Take the listing below and reproduce it in full. Change nothing.

Information provided:
•••
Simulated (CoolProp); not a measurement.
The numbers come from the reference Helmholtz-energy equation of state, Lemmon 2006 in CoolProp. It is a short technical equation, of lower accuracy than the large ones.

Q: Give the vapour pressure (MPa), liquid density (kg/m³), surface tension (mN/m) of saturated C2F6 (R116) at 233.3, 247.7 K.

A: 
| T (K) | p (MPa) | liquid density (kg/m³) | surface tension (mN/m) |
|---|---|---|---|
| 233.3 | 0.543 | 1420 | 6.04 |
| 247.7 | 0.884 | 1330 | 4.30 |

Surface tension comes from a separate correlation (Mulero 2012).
•••

Response box:
Simulated (CoolProp); not a measurement.
The numbers come from the reference Helmholtz-energy equation of state, Lemmon 2006 in CoolProp. It is a short technical equation, of lower accuracy than the large ones.

Q: Give the vapour pressure (MPa), liquid density (kg/m³), surface tension (mN/m) of saturated C2F6 (R116) at 233.3, 247.7 K.

A: 
| T (K) | p (MPa) | liquid density (kg/m³) | surface tension (mN/m) |
|---|---|---|---|
| 233.3 | 0.543 | 1420 | 6.04 |
| 247.7 | 0.884 | 1330 | 4.30 |

Surface tension comes from a separate correlation (Mulero 2012).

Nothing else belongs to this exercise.